Listed entries:
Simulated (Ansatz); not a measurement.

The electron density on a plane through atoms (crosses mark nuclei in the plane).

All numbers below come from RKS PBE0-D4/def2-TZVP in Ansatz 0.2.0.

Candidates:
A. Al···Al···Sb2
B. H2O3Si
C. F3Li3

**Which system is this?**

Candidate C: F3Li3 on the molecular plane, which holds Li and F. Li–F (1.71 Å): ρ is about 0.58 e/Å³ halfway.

Assignment: Could you return exactly the stretch of the data above that starts at the line with "A. Al···Al···Sb2" and ends at the line with "system is this?**", both lines included?

Answer section:
A. Al···Al···Sb2
B. H2O3Si
C. F3Li3

**Which system is this?**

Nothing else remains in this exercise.